WORK TASK: Your answer should consist only of the lines below from the one with "## Energy, volume and coordination in SiGe5" through the one with "Computed with DFT", copied exactly.

PROVIDED DATA:
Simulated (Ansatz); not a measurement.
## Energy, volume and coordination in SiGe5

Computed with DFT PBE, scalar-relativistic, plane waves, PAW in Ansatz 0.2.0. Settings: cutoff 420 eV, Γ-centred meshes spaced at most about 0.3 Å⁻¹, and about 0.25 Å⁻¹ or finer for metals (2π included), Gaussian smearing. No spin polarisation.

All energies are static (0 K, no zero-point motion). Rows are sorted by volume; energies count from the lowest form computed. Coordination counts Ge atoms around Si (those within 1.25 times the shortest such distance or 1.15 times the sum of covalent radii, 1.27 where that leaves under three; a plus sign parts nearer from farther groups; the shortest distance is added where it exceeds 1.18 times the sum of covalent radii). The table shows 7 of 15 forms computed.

EXPECTED ANSWER:
## Energy, volume and coordination in SiGe5

Computed with DFT PBE, scalar-relativistic, plane waves, PAW in Ansatz 0.2.0. Settings: cutoff 420 eV, Γ-centred meshes spaced at most about 0.3 Å⁻¹, and about 0.25 Å⁻¹ or finer for metals (2π included), Gaussian smearing. No spin polarisation.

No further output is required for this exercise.